● Work item
Only the lines below from the one containing "14 | band 15 |" to the one containing "Run time: 4.9" should be repeated, both included and unchanged.

● Recorded information
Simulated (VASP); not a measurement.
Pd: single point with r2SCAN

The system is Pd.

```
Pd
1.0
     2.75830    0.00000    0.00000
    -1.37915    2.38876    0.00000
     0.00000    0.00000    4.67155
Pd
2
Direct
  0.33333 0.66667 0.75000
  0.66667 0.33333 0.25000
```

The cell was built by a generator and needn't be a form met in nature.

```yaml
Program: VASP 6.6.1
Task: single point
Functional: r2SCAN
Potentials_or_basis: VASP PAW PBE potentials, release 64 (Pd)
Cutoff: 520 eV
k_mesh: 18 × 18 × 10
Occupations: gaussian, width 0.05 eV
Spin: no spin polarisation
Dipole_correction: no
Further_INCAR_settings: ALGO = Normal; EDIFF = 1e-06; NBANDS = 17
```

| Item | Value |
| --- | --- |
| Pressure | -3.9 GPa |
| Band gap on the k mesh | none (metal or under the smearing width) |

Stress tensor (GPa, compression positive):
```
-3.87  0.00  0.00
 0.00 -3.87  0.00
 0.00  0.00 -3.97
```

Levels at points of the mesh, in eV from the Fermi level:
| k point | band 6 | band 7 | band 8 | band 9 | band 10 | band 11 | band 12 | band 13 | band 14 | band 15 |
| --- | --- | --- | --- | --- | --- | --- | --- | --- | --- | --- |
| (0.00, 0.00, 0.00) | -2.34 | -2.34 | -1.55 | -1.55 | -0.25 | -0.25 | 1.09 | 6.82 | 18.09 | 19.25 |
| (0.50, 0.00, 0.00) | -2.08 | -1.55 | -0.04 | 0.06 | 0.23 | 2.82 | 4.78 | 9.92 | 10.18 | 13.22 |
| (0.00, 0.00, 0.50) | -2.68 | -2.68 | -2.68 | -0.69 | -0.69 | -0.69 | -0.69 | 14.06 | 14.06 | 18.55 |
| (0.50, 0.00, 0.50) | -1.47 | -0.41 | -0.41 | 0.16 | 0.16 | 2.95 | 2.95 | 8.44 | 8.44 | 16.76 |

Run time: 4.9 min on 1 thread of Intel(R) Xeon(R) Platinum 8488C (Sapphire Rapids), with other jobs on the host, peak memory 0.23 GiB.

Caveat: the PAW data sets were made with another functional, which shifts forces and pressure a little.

● Response
| k point | band 6 | band 7 | band 8 | band 9 | band 10 | band 11 | band 12 | band 13 | band 14 | band 15 |
| --- | --- | --- | --- | --- | --- | --- | --- | --- | --- | --- |
| (0.00, 0.00, 0.00) | -2.34 | -2.34 | -1.55 | -1.55 | -0.25 | -0.25 | 1.09 | 6.82 | 18.09 | 19.25 |
| (0.50, 0.00, 0.00) | -2.08 | -1.55 | -0.04 | 0.06 | 0.23 | 2.82 | 4.78 | 9.92 | 10.18 | 13.22 |
| (0.00, 0.00, 0.50) | -2.68 | -2.68 | -2.68 | -0.69 | -0.69 | -0.69 | -0.69 | 14.06 | 14.06 | 18.55 |
| (0.50, 0.00, 0.50) | -1.47 | -0.41 | -0.41 | 0.16 | 0.16 | 2.95 | 2.95 | 8.44 | 8.44 | 16.76 |

Run time: 4.9 min on 1 thread of Intel(R) Xeon(R) Platinum 8488C (Sapphire Rapids), with other jobs on the host, peak memory 0.23 GiB.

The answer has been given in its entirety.